Material provided
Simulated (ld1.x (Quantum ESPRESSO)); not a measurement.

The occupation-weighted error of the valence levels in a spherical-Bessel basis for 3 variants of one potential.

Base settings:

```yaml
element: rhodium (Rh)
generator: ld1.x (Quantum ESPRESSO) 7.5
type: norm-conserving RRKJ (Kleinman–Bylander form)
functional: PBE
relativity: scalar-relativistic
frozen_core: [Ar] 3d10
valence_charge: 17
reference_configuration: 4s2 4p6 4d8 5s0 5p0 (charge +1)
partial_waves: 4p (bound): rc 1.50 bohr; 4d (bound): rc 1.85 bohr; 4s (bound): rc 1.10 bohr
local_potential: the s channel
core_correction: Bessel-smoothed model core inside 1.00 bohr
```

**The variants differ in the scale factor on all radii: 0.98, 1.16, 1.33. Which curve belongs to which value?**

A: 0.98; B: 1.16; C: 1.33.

Exercise
There is a run of lines above from the one with "The occupation-weighted error" to the one with "to which value?**"; print exactly that run, both ends included, and nothing else.

Response
The occupation-weighted error of the valence levels in a spherical-Bessel basis for 3 variants of one potential.

Base settings:

```yaml
element: rhodium (Rh)
generator: ld1.x (Quantum ESPRESSO) 7.5
type: norm-conserving RRKJ (Kleinman–Bylander form)
functional: PBE
relativity: scalar-relativistic
frozen_core: [Ar] 3d10
valence_charge: 17
reference_configuration: 4s2 4p6 4d8 5s0 5p0 (charge +1)
partial_waves: 4p (bound): rc 1.50 bohr; 4d (bound): rc 1.85 bohr; 4s (bound): rc 1.10 bohr
local_potential: the s channel
core_correction: Bessel-smoothed model core inside 1.00 bohr
```

**The variants differ in the scale factor on all radii: 0.98, 1.16, 1.33. Which curve belongs to which value?**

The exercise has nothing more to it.